WORK TASK | Even if the data beneath seems repetitive, write it all out again exactly.

AVAILABLE DATA |
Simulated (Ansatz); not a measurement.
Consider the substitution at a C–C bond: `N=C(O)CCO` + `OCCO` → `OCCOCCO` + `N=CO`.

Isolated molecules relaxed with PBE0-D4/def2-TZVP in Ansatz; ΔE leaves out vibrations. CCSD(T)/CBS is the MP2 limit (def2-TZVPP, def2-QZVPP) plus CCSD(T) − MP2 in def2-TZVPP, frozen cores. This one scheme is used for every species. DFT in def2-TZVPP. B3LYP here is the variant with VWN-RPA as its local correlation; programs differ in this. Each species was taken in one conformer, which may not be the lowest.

WRITTEN REPLY |
Simulated (Ansatz); not a measurement.
Consider the substitution at a C–C bond: `N=C(O)CCO` + `OCCO` → `OCCOCCO` + `N=CO`.

Isolated molecules relaxed with PBE0-D4/def2-TZVP in Ansatz; ΔE leaves out vibrations. CCSD(T)/CBS is the MP2 limit (def2-TZVPP, def2-QZVPP) plus CCSD(T) − MP2 in def2-TZVPP, frozen cores. This one scheme is used for every species. DFT in def2-TZVPP. B3LYP here is the variant with VWN-RPA as its local correlation; programs differ in this. Each species was taken in one conformer, which may not be the lowest.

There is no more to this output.